- **Entries supplied**:
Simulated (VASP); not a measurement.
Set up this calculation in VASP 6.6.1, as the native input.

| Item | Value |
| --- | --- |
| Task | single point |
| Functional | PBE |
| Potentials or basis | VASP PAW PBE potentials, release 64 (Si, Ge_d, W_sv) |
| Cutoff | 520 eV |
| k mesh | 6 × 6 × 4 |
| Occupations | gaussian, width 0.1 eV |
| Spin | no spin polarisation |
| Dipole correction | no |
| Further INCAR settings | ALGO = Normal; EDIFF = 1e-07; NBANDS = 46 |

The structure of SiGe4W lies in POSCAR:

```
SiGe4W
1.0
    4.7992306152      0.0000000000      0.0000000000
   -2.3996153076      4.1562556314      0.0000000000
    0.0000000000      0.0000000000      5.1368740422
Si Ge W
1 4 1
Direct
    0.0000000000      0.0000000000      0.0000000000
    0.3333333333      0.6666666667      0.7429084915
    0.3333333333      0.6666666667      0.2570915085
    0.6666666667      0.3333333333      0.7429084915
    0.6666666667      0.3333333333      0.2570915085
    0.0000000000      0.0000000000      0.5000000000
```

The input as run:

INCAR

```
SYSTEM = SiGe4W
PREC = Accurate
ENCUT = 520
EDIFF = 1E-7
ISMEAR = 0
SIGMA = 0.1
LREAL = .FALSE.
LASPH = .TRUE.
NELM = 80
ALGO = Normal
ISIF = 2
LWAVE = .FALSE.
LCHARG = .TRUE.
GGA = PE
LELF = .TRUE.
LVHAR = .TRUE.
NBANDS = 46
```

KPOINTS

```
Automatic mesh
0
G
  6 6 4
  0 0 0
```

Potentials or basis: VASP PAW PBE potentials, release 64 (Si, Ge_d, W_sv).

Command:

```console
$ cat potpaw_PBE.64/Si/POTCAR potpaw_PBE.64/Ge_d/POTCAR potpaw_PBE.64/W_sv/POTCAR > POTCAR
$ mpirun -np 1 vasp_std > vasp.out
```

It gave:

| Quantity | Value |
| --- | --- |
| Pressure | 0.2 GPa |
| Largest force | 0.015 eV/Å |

- **Work instruction**: Only the lines above starting at the one containing "Potentials or basis: VASP" and ending at the one containing "Pressure | 0.2 GPa |", both included, are to be returned, exactly as they read.

- **Problem solution**:
Potentials or basis: VASP PAW PBE potentials, release 64 (Si, Ge_d, W_sv).

Command:

```console
$ cat potpaw_PBE.64/Si/POTCAR potpaw_PBE.64/Ge_d/POTCAR potpaw_PBE.64/W_sv/POTCAR > POTCAR
$ mpirun -np 1 vasp_std > vasp.out
```

It gave:

| Quantity | Value |
| --- | --- |
| Pressure | 0.2 GPa |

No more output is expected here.